Top of Study material

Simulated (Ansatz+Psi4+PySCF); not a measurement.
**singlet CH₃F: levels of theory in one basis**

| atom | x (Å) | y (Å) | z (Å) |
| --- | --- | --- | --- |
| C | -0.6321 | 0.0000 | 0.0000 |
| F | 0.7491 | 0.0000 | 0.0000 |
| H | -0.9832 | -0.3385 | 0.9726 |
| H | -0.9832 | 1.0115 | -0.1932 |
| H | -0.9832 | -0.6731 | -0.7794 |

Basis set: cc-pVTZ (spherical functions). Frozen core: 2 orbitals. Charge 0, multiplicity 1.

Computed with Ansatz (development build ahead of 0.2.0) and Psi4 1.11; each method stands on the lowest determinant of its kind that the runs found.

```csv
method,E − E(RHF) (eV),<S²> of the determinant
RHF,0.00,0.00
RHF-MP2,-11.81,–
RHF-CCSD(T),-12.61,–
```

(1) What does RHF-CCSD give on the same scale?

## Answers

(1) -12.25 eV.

Bottom of Study material

**Assignment:**
Transcribe the records from their first line. Stop after the line with "(1) What does", including it.

**Your response:**
Simulated (Ansatz+Psi4+PySCF); not a measurement.
**singlet CH₃F: levels of theory in one basis**

| atom | x (Å) | y (Å) | z (Å) |
| --- | --- | --- | --- |
| C | -0.6321 | 0.0000 | 0.0000 |
| F | 0.7491 | 0.0000 | 0.0000 |
| H | -0.9832 | -0.3385 | 0.9726 |
| H | -0.9832 | 1.0115 | -0.1932 |
| H | -0.9832 | -0.6731 | -0.7794 |

Basis set: cc-pVTZ (spherical functions). Frozen core: 2 orbitals. Charge 0, multiplicity 1.

Computed with Ansatz (development build ahead of 0.2.0) and Psi4 1.11; each method stands on the lowest determinant of its kind that the runs found.

```csv
method,E − E(RHF) (eV),<S²> of the determinant
RHF,0.00,0.00
RHF-MP2,-11.81,–
RHF-CCSD(T),-12.61,–
```

(1) What does RHF-CCSD give on the same scale?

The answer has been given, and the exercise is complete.